Work item: Copy every line of the material exactly as it stands.

━━ Data provided
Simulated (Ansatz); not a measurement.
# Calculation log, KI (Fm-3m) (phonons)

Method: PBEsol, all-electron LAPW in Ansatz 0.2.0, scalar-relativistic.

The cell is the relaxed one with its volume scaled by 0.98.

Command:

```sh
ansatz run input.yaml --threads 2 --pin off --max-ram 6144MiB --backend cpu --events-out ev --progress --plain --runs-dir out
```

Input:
━━━━

Expected answer:
Simulated (Ansatz); not a measurement.
# Calculation log, KI (Fm-3m) (phonons)

Method: PBEsol, all-electron LAPW in Ansatz 0.2.0, scalar-relativistic.

The cell is the relaxed one with its volume scaled by 0.98.

Command:

```sh
ansatz run input.yaml --threads 2 --pin off --max-ram 6144MiB --backend cpu --events-out ev --progress --plain --runs-dir out
```

Input:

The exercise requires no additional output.